# [REQUIRED ACTION]
The answer is to be an exact copy of the lines below running from the line with "0.4013 | 0.4013 |" down to the line with "0.2760 | 0.2760 |", both ends included, and nothing more.

============================================================
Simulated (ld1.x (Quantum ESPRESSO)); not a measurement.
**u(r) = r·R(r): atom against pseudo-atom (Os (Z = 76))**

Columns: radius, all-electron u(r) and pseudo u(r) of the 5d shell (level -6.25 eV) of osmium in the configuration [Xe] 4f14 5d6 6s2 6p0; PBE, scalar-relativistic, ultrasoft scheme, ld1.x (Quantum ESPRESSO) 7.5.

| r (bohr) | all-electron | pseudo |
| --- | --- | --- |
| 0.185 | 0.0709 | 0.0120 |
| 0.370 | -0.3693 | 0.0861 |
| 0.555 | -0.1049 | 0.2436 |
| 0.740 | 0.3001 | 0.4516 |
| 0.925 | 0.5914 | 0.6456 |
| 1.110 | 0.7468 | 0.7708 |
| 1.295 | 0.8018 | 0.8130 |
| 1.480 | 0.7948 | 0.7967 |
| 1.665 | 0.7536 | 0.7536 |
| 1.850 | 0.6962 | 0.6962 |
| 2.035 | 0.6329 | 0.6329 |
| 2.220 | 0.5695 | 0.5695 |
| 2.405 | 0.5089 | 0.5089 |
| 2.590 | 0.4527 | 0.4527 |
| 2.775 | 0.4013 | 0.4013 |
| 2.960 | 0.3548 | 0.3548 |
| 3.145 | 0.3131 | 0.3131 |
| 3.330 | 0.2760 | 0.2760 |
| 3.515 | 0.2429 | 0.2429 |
============================================================

# [REPLY]
| 2.775 | 0.4013 | 0.4013 |
| 2.960 | 0.3548 | 0.3548 |
| 3.145 | 0.3131 | 0.3131 |
| 3.330 | 0.2760 | 0.2760 |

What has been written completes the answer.